**EXERCISE:** Beginning with the first line of the entries below, quote each line until you reach and include the line with "Ansatz ran all-electron".

**PROVIDED RECORDS:**
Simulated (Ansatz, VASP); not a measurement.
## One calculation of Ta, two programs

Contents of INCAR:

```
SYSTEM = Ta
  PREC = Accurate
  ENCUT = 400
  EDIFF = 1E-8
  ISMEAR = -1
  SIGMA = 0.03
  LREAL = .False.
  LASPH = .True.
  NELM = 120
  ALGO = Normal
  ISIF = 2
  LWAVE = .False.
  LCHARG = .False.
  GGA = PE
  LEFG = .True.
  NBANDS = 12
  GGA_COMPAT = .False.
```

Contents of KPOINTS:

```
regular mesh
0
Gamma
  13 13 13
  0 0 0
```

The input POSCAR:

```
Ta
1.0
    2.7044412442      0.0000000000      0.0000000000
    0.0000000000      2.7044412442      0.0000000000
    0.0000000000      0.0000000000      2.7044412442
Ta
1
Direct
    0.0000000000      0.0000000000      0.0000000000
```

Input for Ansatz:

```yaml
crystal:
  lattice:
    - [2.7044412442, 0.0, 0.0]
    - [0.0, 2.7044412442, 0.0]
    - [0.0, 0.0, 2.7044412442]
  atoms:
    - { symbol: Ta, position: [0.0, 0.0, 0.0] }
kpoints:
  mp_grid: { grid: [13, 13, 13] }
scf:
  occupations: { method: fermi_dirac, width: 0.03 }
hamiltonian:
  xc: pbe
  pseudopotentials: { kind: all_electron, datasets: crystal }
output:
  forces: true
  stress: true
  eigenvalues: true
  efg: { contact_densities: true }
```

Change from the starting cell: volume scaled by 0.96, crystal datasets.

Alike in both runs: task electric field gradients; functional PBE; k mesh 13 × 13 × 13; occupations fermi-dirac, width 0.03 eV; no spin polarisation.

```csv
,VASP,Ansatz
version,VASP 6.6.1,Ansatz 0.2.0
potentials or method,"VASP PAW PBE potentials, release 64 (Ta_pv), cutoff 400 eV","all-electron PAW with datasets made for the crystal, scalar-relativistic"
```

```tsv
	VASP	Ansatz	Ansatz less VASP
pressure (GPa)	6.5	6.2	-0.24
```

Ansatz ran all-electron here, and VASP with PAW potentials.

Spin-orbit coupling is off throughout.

**RESULT:**
Simulated (Ansatz, VASP); not a measurement.
## One calculation of Ta, two programs

Contents of INCAR:

```
SYSTEM = Ta
  PREC = Accurate
  ENCUT = 400
  EDIFF = 1E-8
  ISMEAR = -1
  SIGMA = 0.03
  LREAL = .False.
  LASPH = .True.
  NELM = 120
  ALGO = Normal
  ISIF = 2
  LWAVE = .False.
  LCHARG = .False.
  GGA = PE
  LEFG = .True.
  NBANDS = 12
  GGA_COMPAT = .False.
```

Contents of KPOINTS:

```
regular mesh
0
Gamma
  13 13 13
  0 0 0
```

The input POSCAR:

```
Ta
1.0
    2.7044412442      0.0000000000      0.0000000000
    0.0000000000      2.7044412442      0.0000000000
    0.0000000000      0.0000000000      2.7044412442
Ta
1
Direct
    0.0000000000      0.0000000000      0.0000000000
```

Input for Ansatz:

```yaml
crystal:
  lattice:
    - [2.7044412442, 0.0, 0.0]
    - [0.0, 2.7044412442, 0.0]
    - [0.0, 0.0, 2.7044412442]
  atoms:
    - { symbol: Ta, position: [0.0, 0.0, 0.0] }
kpoints:
  mp_grid: { grid: [13, 13, 13] }
scf:
  occupations: { method: fermi_dirac, width: 0.03 }
hamiltonian:
  xc: pbe
  pseudopotentials: { kind: all_electron, datasets: crystal }
output:
  forces: true
  stress: true
  eigenvalues: true
  efg: { contact_densities: true }
```

Change from the starting cell: volume scaled by 0.96, crystal datasets.

Alike in both runs: task electric field gradients; functional PBE; k mesh 13 × 13 × 13; occupations fermi-dirac, width 0.03 eV; no spin polarisation.

```csv
,VASP,Ansatz
version,VASP 6.6.1,Ansatz 0.2.0
potentials or method,"VASP PAW PBE potentials, release 64 (Ta_pv), cutoff 400 eV","all-electron PAW with datasets made for the crystal, scalar-relativistic"
```

```tsv
	VASP	Ansatz	Ansatz less VASP
pressure (GPa)	6.5	6.2	-0.24
```

Ansatz ran all-electron here, and VASP with PAW potentials.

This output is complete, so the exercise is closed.